====== Extracted entries
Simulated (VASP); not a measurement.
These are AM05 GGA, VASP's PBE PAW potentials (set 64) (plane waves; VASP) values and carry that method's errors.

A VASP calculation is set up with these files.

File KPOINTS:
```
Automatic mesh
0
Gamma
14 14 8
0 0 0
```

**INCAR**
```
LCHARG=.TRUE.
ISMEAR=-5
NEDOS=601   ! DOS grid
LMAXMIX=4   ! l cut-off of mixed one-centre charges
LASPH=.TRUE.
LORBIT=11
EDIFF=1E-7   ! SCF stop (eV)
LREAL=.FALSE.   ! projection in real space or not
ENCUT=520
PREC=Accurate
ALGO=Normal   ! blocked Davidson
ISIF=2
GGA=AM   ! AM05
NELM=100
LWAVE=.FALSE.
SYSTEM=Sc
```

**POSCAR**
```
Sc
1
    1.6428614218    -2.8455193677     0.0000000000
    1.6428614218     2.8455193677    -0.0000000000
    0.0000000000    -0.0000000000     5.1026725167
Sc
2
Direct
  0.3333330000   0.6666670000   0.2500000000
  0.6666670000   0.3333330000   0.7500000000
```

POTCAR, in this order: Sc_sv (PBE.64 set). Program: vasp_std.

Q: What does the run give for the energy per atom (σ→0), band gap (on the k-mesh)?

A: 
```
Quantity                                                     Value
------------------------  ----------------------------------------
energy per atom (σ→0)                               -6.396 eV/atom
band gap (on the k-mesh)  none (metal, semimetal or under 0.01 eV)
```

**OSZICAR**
============

Write the listing out again, word for word, in its entirety.

Task solution ->
Simulated (VASP); not a measurement.
These are AM05 GGA, VASP's PBE PAW potentials (set 64) (plane waves; VASP) values and carry that method's errors.

A VASP calculation is set up with these files.

File KPOINTS:
```
Automatic mesh
0
Gamma
14 14 8
0 0 0
```

**INCAR**
```
LCHARG=.TRUE.
ISMEAR=-5
NEDOS=601   ! DOS grid
LMAXMIX=4   ! l cut-off of mixed one-centre charges
LASPH=.TRUE.
LORBIT=11
EDIFF=1E-7   ! SCF stop (eV)
LREAL=.FALSE.   ! projection in real space or not
ENCUT=520
PREC=Accurate
ALGO=Normal   ! blocked Davidson
ISIF=2
GGA=AM   ! AM05
NELM=100
LWAVE=.FALSE.
SYSTEM=Sc
```

**POSCAR**
```
Sc
1
    1.6428614218    -2.8455193677     0.0000000000
    1.6428614218     2.8455193677    -0.0000000000
    0.0000000000    -0.0000000000     5.1026725167
Sc
2
Direct
  0.3333330000   0.6666670000   0.2500000000
  0.6666670000   0.3333330000   0.7500000000
```

POTCAR, in this order: Sc_sv (PBE.64 set). Program: vasp_std.

Q: What does the run give for the energy per atom (σ→0), band gap (on the k-mesh)?

A: 
```
Quantity                                                     Value
------------------------  ----------------------------------------
energy per atom (σ→0)                               -6.396 eV/atom
band gap (on the k-mesh)  none (metal, semimetal or under 0.01 eV)
```

**OSZICAR**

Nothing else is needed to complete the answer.